▶ **Work order**: Up to and including the line that contains "18.8 g/cm³ (one sample) | partly crystallised |", write out each line of the material from its first line, exactly.

▶ **Given entries**:
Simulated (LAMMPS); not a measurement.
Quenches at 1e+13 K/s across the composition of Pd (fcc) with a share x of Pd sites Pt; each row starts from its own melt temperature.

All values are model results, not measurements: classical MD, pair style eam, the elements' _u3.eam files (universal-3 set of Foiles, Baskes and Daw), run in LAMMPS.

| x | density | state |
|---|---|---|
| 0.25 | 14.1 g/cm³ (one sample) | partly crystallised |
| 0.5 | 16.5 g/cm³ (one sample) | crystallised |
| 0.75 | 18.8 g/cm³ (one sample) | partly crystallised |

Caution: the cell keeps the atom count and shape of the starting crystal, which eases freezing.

▶ **Result**:
Simulated (LAMMPS); not a measurement.
Quenches at 1e+13 K/s across the composition of Pd (fcc) with a share x of Pd sites Pt; each row starts from its own melt temperature.

All values are model results, not measurements: classical MD, pair style eam, the elements' _u3.eam files (universal-3 set of Foiles, Baskes and Daw), run in LAMMPS.

| x | density | state |
|---|---|---|
| 0.25 | 14.1 g/cm³ (one sample) | partly crystallised |
| 0.5 | 16.5 g/cm³ (one sample) | crystallised |
| 0.75 | 18.8 g/cm³ (one sample) | partly crystallised |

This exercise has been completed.